### Work item
Of the lines below, write out exactly those from the line with "10.531 | -10.19 |" through the line with "Symmetry: P-6m2, No.", both included, and skip the rest.

** Data extract follows **

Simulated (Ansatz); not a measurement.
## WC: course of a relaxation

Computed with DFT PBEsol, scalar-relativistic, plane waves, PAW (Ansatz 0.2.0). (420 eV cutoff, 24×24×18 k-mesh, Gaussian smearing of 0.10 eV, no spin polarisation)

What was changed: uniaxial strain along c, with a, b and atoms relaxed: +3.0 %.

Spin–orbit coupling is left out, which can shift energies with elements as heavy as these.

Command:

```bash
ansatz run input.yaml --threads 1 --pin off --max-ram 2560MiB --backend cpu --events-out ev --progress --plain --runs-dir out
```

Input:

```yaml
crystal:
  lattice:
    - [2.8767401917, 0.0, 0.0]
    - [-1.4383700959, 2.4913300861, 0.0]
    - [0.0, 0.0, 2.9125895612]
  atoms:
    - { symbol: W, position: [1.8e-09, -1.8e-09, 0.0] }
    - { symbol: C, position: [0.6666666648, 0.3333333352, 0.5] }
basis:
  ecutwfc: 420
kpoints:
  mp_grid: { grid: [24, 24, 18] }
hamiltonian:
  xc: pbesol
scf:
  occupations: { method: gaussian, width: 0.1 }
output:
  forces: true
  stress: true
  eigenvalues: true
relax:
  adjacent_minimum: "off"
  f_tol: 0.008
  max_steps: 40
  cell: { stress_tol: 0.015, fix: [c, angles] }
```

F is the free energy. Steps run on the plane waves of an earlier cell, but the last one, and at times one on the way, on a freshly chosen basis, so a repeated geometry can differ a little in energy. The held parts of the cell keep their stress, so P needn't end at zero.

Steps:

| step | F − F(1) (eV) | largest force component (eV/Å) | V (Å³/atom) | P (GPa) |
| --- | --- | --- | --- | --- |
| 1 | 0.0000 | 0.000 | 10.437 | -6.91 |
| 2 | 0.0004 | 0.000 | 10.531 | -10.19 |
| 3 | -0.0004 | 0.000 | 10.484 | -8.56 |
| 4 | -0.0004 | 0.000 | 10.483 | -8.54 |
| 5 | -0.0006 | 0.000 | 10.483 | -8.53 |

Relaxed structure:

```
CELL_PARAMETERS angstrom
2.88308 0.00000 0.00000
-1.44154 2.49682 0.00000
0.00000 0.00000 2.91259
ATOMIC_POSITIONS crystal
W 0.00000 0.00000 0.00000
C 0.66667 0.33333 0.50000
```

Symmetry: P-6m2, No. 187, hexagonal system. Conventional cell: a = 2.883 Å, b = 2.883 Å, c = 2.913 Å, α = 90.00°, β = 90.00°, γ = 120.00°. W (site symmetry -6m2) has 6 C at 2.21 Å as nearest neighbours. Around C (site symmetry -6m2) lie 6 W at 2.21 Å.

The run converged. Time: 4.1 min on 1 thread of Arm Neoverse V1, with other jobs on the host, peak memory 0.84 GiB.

** End of Data extract **

### Expected answer
| 2 | 0.0004 | 0.000 | 10.531 | -10.19 |
| 3 | -0.0004 | 0.000 | 10.484 | -8.56 |
| 4 | -0.0004 | 0.000 | 10.483 | -8.54 |
| 5 | -0.0006 | 0.000 | 10.483 | -8.53 |

Relaxed structure:

```
CELL_PARAMETERS angstrom
2.88308 0.00000 0.00000
-1.44154 2.49682 0.00000
0.00000 0.00000 2.91259
ATOMIC_POSITIONS crystal
W 0.00000 0.00000 0.00000
C 0.66667 0.33333 0.50000
```

Symmetry: P-6m2, No. 187, hexagonal system. Conventional cell: a = 2.883 Å, b = 2.883 Å, c = 2.913 Å, α = 90.00°, β = 90.00°, γ = 120.00°. W (site symmetry -6m2) has 6 C at 2.21 Å as nearest neighbours. Around C (site symmetry -6m2) lie 6 W at 2.21 Å.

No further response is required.